**Work order**. Your output should be the full listing, unchanged.

(The data begins)
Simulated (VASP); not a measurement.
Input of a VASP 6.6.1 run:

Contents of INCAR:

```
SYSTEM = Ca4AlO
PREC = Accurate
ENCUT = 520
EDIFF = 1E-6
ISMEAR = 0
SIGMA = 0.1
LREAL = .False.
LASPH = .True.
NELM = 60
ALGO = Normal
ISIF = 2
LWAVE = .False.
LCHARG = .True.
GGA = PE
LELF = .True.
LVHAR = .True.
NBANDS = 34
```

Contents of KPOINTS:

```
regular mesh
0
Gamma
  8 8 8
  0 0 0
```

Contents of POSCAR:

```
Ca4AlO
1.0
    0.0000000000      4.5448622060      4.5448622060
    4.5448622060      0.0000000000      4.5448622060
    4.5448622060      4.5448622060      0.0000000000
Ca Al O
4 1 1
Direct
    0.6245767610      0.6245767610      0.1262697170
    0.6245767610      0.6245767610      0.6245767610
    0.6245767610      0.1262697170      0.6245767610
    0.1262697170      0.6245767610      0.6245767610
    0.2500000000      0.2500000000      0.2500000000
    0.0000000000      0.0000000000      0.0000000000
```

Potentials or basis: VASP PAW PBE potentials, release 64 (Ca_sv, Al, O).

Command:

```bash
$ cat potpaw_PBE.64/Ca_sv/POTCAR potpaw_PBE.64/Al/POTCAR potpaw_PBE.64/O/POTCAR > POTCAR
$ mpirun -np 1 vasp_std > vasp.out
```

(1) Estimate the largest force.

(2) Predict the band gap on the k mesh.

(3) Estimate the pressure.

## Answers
(The data ends)

**Response**.
Simulated (VASP); not a measurement.
Input of a VASP 6.6.1 run:

Contents of INCAR:

```
SYSTEM = Ca4AlO
PREC = Accurate
ENCUT = 520
EDIFF = 1E-6
ISMEAR = 0
SIGMA = 0.1
LREAL = .False.
LASPH = .True.
NELM = 60
ALGO = Normal
ISIF = 2
LWAVE = .False.
LCHARG = .True.
GGA = PE
LELF = .True.
LVHAR = .True.
NBANDS = 34
```

Contents of KPOINTS:

```
regular mesh
0
Gamma
  8 8 8
  0 0 0
```

Contents of POSCAR:

```
Ca4AlO
1.0
    0.0000000000      4.5448622060      4.5448622060
    4.5448622060      0.0000000000      4.5448622060
    4.5448622060      4.5448622060      0.0000000000
Ca Al O
4 1 1
Direct
    0.6245767610      0.6245767610      0.1262697170
    0.6245767610      0.6245767610      0.6245767610
    0.6245767610      0.1262697170      0.6245767610
    0.1262697170      0.6245767610      0.6245767610
    0.2500000000      0.2500000000      0.2500000000
    0.0000000000      0.0000000000      0.0000000000
```

Potentials or basis: VASP PAW PBE potentials, release 64 (Ca_sv, Al, O).

Command:

```bash
$ cat potpaw_PBE.64/Ca_sv/POTCAR potpaw_PBE.64/Al/POTCAR potpaw_PBE.64/O/POTCAR > POTCAR
$ mpirun -np 1 vasp_std > vasp.out
```

(1) Estimate the largest force.

(2) Predict the band gap on the k mesh.

(3) Estimate the pressure.

## Answers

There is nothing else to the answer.